ASSIGNED TASK
Reply with each record repeated exactly.

(EXCERPTED DATA)

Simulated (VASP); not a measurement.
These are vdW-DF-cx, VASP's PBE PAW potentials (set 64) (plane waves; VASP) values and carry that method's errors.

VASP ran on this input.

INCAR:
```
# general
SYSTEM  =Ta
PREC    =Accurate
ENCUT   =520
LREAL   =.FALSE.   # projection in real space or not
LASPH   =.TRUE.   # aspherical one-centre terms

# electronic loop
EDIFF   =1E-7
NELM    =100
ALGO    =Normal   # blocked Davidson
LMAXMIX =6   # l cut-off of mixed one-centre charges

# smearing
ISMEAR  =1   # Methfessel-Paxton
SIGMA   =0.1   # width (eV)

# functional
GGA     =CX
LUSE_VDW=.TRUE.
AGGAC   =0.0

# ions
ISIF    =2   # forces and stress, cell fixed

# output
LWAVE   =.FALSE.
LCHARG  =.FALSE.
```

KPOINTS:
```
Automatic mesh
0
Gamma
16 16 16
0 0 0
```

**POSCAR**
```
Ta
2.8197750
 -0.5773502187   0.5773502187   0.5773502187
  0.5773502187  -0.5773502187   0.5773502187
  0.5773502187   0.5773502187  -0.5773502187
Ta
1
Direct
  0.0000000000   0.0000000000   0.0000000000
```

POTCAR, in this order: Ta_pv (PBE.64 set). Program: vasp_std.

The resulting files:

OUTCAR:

(End EXCERPTED DATA)

EXERCISE ANSWER
Simulated (VASP); not a measurement.
These are vdW-DF-cx, VASP's PBE PAW potentials (set 64) (plane waves; VASP) values and carry that method's errors.

VASP ran on this input.

INCAR:
```
# general
SYSTEM  =Ta
PREC    =Accurate
ENCUT   =520
LREAL   =.FALSE.   # projection in real space or not
LASPH   =.TRUE.   # aspherical one-centre terms

# electronic loop
EDIFF   =1E-7
NELM    =100
ALGO    =Normal   # blocked Davidson
LMAXMIX =6   # l cut-off of mixed one-centre charges

# smearing
ISMEAR  =1   # Methfessel-Paxton
SIGMA   =0.1   # width (eV)

# functional
GGA     =CX
LUSE_VDW=.TRUE.
AGGAC   =0.0

# ions
ISIF    =2   # forces and stress, cell fixed

# output
LWAVE   =.FALSE.
LCHARG  =.FALSE.
```

KPOINTS:
```
Automatic mesh
0
Gamma
16 16 16
0 0 0
```

**POSCAR**
```
Ta
2.8197750
 -0.5773502187   0.5773502187   0.5773502187
  0.5773502187  -0.5773502187   0.5773502187
  0.5773502187   0.5773502187  -0.5773502187
Ta
1
Direct
  0.0000000000   0.0000000000   0.0000000000
```

POTCAR, in this order: Ta_pv (PBE.64 set). Program: vasp_std.

The resulting files:

OUTCAR:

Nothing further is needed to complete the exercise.